* **Data supplied**:
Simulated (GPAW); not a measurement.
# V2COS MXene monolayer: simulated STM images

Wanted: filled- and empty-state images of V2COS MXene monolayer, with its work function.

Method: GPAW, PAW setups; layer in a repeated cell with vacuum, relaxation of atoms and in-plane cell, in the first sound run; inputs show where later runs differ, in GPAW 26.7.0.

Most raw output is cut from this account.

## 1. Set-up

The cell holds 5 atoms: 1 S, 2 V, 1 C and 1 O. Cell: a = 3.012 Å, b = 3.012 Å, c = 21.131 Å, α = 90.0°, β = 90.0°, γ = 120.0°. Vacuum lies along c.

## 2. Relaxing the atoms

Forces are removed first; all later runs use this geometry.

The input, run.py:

* **Work task**:
Give the lines of the material above again, exactly, from its first line through the line that contains "Forces are removed" and no further.

* **Written response**:
Simulated (GPAW); not a measurement.
# V2COS MXene monolayer: simulated STM images

Wanted: filled- and empty-state images of V2COS MXene monolayer, with its work function.

Method: GPAW, PAW setups; layer in a repeated cell with vacuum, relaxation of atoms and in-plane cell, in the first sound run; inputs show where later runs differ, in GPAW 26.7.0.

Most raw output is cut from this account.

## 1. Set-up

The cell holds 5 atoms: 1 S, 2 V, 1 C and 1 O. Cell: a = 3.012 Å, b = 3.012 Å, c = 21.131 Å, α = 90.0°, β = 90.0°, γ = 120.0°. Vacuum lies along c.

## 2. Relaxing the atoms

Forces are removed first; all later runs use this geometry.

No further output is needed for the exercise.